» Assignment
For the listing below, return the line containing "The run is started by", the line containing "Hardware: 1 thread", and all lines in between, exactly as written and nothing else.

» Source information
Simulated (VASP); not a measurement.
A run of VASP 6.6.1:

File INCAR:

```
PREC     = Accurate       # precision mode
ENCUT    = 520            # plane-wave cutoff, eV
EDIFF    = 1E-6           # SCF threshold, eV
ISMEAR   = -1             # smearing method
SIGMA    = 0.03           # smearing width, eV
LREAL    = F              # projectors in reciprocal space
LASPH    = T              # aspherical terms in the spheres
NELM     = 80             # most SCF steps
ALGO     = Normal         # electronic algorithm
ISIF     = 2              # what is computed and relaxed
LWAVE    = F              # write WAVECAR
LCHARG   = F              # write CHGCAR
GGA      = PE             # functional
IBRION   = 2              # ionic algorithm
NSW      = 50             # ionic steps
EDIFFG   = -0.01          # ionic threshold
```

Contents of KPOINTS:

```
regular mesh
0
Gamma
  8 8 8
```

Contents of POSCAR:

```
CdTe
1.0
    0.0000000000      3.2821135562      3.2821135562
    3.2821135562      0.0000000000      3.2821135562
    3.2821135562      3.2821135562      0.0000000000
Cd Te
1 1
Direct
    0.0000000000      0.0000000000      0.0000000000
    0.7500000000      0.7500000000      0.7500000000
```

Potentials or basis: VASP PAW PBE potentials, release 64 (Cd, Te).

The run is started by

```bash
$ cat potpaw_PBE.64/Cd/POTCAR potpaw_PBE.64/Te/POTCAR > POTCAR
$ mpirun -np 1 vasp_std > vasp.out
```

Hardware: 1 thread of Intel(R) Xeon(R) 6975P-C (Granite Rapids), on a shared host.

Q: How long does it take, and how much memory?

» Response area
The run is started by

```bash
$ cat potpaw_PBE.64/Cd/POTCAR potpaw_PBE.64/Te/POTCAR > POTCAR
$ mpirun -np 1 vasp_std > vasp.out
```

Hardware: 1 thread of Intel(R) Xeon(R) 6975P-C (Granite Rapids), on a shared host.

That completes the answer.